● ● ● ● ● ● ●

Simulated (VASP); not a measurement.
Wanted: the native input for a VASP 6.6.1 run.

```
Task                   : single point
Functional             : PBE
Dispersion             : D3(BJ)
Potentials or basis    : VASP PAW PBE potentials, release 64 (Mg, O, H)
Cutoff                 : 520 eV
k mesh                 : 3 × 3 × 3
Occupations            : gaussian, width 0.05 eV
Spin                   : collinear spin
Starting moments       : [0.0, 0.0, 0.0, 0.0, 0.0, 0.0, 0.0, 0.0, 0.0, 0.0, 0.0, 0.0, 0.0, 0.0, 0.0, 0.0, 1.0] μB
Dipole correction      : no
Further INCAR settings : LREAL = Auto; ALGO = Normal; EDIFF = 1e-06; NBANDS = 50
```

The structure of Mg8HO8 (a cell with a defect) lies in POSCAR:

● ● ● ● ● ● ●

Assigned task — From the first record to the last, copy everything exactly.

Task result —
Simulated (VASP); not a measurement.
Wanted: the native input for a VASP 6.6.1 run.

```
Task                   : single point
Functional             : PBE
Dispersion             : D3(BJ)
Potentials or basis    : VASP PAW PBE potentials, release 64 (Mg, O, H)
Cutoff                 : 520 eV
k mesh                 : 3 × 3 × 3
Occupations            : gaussian, width 0.05 eV
Spin                   : collinear spin
Starting moments       : [0.0, 0.0, 0.0, 0.0, 0.0, 0.0, 0.0, 0.0, 0.0, 0.0, 0.0, 0.0, 0.0, 0.0, 0.0, 0.0, 1.0] μB
Dipole correction      : no
Further INCAR settings : LREAL = Auto; ALGO = Normal; EDIFF = 1e-06; NBANDS = 50
```

The structure of Mg8HO8 (a cell with a defect) lies in POSCAR:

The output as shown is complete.